> **Task item**:
Taking the first line of the listing as the start and the line containing "64 (Ga_d, N) |" as the end, reproduce everything in between exactly, both ends included.

> **Material supplied**:
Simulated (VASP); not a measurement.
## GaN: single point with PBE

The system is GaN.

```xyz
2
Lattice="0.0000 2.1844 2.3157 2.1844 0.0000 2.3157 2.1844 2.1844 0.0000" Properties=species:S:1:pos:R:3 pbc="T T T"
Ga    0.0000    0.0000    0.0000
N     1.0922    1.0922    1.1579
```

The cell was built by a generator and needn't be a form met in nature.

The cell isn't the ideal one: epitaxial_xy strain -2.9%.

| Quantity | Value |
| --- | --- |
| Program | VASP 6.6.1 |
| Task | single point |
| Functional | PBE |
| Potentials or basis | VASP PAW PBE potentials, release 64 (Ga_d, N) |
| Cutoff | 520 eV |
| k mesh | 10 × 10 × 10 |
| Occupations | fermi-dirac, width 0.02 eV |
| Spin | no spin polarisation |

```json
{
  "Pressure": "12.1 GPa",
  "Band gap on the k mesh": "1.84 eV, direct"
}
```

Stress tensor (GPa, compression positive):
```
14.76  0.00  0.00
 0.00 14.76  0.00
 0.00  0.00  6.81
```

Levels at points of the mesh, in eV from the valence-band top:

> **Reply**:
Simulated (VASP); not a measurement.
## GaN: single point with PBE

The system is GaN.

```xyz
2
Lattice="0.0000 2.1844 2.3157 2.1844 0.0000 2.3157 2.1844 2.1844 0.0000" Properties=species:S:1:pos:R:3 pbc="T T T"
Ga    0.0000    0.0000    0.0000
N     1.0922    1.0922    1.1579
```

The cell was built by a generator and needn't be a form met in nature.

The cell isn't the ideal one: epitaxial_xy strain -2.9%.

| Quantity | Value |
| --- | --- |
| Program | VASP 6.6.1 |
| Task | single point |
| Functional | PBE |
| Potentials or basis | VASP PAW PBE potentials, release 64 (Ga_d, N) |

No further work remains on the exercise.